## TASK ITEM
The lines to extract run from the first line of the entries through the line that contains "Q: Judge this run."; reproduce exactly those lines and no others.

........

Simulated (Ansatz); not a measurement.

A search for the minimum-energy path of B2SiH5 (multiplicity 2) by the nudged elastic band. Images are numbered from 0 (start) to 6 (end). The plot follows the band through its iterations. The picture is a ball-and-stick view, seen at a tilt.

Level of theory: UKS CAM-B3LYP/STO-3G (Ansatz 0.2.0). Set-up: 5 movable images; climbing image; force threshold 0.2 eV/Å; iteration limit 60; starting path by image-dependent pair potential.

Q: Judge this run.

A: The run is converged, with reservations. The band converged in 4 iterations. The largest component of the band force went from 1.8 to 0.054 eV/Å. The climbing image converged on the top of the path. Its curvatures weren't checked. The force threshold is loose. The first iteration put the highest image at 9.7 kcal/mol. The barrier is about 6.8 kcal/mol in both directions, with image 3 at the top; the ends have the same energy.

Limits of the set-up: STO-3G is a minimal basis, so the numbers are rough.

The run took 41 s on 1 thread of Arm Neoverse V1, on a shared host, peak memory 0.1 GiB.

........

## TASK OUTPUT
Simulated (Ansatz); not a measurement.

A search for the minimum-energy path of B2SiH5 (multiplicity 2) by the nudged elastic band. Images are numbered from 0 (start) to 6 (end). The plot follows the band through its iterations. The picture is a ball-and-stick view, seen at a tilt.

Level of theory: UKS CAM-B3LYP/STO-3G (Ansatz 0.2.0). Set-up: 5 movable images; climbing image; force threshold 0.2 eV/Å; iteration limit 60; starting path by image-dependent pair potential.

Q: Judge this run.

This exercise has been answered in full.